WORK TASK: The complete listing should be transcribed precisely.

RECORDS SUPPLIED:

================

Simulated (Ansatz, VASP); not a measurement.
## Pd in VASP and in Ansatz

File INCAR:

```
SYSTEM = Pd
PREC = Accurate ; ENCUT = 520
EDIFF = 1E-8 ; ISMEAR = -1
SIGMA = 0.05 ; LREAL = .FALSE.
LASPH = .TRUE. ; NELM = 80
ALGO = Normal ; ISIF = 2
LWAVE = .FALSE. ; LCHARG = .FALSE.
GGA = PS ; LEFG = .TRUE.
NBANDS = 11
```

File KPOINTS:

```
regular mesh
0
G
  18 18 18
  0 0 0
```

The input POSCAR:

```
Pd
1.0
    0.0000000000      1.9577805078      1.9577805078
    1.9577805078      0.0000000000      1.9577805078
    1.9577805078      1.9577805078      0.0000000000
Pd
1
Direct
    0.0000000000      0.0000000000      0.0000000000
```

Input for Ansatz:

================

YOUR SOLUTION:
Simulated (Ansatz, VASP); not a measurement.
## Pd in VASP and in Ansatz

File INCAR:

```
SYSTEM = Pd
PREC = Accurate ; ENCUT = 520
EDIFF = 1E-8 ; ISMEAR = -1
SIGMA = 0.05 ; LREAL = .FALSE.
LASPH = .TRUE. ; NELM = 80
ALGO = Normal ; ISIF = 2
LWAVE = .FALSE. ; LCHARG = .FALSE.
GGA = PS ; LEFG = .TRUE.
NBANDS = 11
```

File KPOINTS:

```
regular mesh
0
G
  18 18 18
  0 0 0
```

The input POSCAR:

```
Pd
1.0
    0.0000000000      1.9577805078      1.9577805078
    1.9577805078      0.0000000000      1.9577805078
    1.9577805078      1.9577805078      0.0000000000
Pd
1
Direct
    0.0000000000      0.0000000000      0.0000000000
```

Input for Ansatz:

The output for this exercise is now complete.